§ Source material
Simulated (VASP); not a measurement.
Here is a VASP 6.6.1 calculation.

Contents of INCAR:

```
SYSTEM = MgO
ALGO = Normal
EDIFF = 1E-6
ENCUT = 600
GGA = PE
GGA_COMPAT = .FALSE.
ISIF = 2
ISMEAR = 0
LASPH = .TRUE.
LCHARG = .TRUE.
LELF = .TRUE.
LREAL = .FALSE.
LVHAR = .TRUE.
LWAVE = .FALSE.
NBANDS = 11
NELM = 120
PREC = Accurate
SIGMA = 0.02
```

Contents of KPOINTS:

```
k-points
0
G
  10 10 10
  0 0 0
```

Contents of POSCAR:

§ Activity
Give back all the records above exactly as they were written.

§ Reply
Simulated (VASP); not a measurement.
Here is a VASP 6.6.1 calculation.

Contents of INCAR:

```
SYSTEM = MgO
ALGO = Normal
EDIFF = 1E-6
ENCUT = 600
GGA = PE
GGA_COMPAT = .FALSE.
ISIF = 2
ISMEAR = 0
LASPH = .TRUE.
LCHARG = .TRUE.
LELF = .TRUE.
LREAL = .FALSE.
LVHAR = .TRUE.
LWAVE = .FALSE.
NBANDS = 11
NELM = 120
PREC = Accurate
SIGMA = 0.02
```

Contents of KPOINTS:

```
k-points
0
G
  10 10 10
  0 0 0
```

Contents of POSCAR:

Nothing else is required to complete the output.